Data excerpts:
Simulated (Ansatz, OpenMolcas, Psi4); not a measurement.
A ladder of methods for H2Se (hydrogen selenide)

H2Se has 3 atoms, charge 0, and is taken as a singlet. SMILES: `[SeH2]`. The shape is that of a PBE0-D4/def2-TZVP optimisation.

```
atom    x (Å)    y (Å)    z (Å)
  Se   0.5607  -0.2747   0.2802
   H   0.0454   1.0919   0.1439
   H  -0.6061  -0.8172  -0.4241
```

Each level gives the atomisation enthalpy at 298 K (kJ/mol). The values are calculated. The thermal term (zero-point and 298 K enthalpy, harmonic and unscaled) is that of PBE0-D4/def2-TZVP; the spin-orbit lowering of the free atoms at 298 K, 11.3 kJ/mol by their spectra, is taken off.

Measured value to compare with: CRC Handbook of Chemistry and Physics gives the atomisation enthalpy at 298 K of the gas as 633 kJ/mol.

Activity: Set down every entry exactly as given.

Your response:
Simulated (Ansatz, OpenMolcas, Psi4); not a measurement.
A ladder of methods for H2Se (hydrogen selenide)

H2Se has 3 atoms, charge 0, and is taken as a singlet. SMILES: `[SeH2]`. The shape is that of a PBE0-D4/def2-TZVP optimisation.

```
atom    x (Å)    y (Å)    z (Å)
  Se   0.5607  -0.2747   0.2802
   H   0.0454   1.0919   0.1439
   H  -0.6061  -0.8172  -0.4241
```

Each level gives the atomisation enthalpy at 298 K (kJ/mol). The values are calculated. The thermal term (zero-point and 298 K enthalpy, harmonic and unscaled) is that of PBE0-D4/def2-TZVP; the spin-orbit lowering of the free atoms at 298 K, 11.3 kJ/mol by their spectra, is taken off.

Measured value to compare with: CRC Handbook of Chemistry and Physics gives the atomisation enthalpy at 298 K of the gas as 633 kJ/mol.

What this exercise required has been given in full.